• Work instruction: Please retype the records below exactly, from the first line down to and including the line with "A: The normal".

• Dataset extract:
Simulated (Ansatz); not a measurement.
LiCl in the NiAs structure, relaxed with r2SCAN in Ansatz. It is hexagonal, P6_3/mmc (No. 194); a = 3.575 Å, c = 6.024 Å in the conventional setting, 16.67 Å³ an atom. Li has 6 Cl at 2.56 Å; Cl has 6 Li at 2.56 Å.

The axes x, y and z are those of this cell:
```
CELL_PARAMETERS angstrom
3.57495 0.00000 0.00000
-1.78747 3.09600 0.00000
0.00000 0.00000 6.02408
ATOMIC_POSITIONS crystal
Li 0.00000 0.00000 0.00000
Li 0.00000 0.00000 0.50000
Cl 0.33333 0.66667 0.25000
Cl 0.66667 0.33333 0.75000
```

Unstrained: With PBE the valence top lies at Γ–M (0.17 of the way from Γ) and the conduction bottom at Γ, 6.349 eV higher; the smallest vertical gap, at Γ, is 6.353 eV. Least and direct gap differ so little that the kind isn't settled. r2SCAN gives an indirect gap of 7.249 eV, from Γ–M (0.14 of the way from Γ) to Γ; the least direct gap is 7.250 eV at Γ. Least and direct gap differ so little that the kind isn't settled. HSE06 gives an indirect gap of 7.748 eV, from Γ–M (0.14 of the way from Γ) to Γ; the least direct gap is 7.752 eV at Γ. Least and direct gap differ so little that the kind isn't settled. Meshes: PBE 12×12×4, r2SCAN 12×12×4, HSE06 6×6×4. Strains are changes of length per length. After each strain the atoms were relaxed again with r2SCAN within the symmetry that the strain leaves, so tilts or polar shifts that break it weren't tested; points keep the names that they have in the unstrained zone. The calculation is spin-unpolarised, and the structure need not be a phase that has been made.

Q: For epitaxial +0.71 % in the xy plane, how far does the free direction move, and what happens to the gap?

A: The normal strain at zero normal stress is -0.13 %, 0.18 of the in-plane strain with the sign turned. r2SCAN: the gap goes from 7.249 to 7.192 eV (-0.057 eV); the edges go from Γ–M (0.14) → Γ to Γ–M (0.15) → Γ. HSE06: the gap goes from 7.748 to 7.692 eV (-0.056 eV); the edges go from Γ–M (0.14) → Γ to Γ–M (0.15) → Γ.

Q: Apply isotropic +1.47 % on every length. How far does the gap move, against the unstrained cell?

• Response box:
Simulated (Ansatz); not a measurement.
LiCl in the NiAs structure, relaxed with r2SCAN in Ansatz. It is hexagonal, P6_3/mmc (No. 194); a = 3.575 Å, c = 6.024 Å in the conventional setting, 16.67 Å³ an atom. Li has 6 Cl at 2.56 Å; Cl has 6 Li at 2.56 Å.

The axes x, y and z are those of this cell:
```
CELL_PARAMETERS angstrom
3.57495 0.00000 0.00000
-1.78747 3.09600 0.00000
0.00000 0.00000 6.02408
ATOMIC_POSITIONS crystal
Li 0.00000 0.00000 0.00000
Li 0.00000 0.00000 0.50000
Cl 0.33333 0.66667 0.25000
Cl 0.66667 0.33333 0.75000
```

Unstrained: With PBE the valence top lies at Γ–M (0.17 of the way from Γ) and the conduction bottom at Γ, 6.349 eV higher; the smallest vertical gap, at Γ, is 6.353 eV. Least and direct gap differ so little that the kind isn't settled. r2SCAN gives an indirect gap of 7.249 eV, from Γ–M (0.14 of the way from Γ) to Γ; the least direct gap is 7.250 eV at Γ. Least and direct gap differ so little that the kind isn't settled. HSE06 gives an indirect gap of 7.748 eV, from Γ–M (0.14 of the way from Γ) to Γ; the least direct gap is 7.752 eV at Γ. Least and direct gap differ so little that the kind isn't settled. Meshes: PBE 12×12×4, r2SCAN 12×12×4, HSE06 6×6×4. Strains are changes of length per length. After each strain the atoms were relaxed again with r2SCAN within the symmetry that the strain leaves, so tilts or polar shifts that break it weren't tested; points keep the names that they have in the unstrained zone. The calculation is spin-unpolarised, and the structure need not be a phase that has been made.

Q: For epitaxial +0.71 % in the xy plane, how far does the free direction move, and what happens to the gap?

A: The normal strain at zero normal stress is -0.13 %, 0.18 of the in-plane strain with the sign turned. r2SCAN: the gap goes from 7.249 to 7.192 eV (-0.057 eV); the edges go from Γ–M (0.14) → Γ to Γ–M (0.15) → Γ. HSE06: the gap goes from 7.748 to 7.692 eV (-0.056 eV); the edges go from Γ–M (0.14) → Γ to Γ–M (0.15) → Γ.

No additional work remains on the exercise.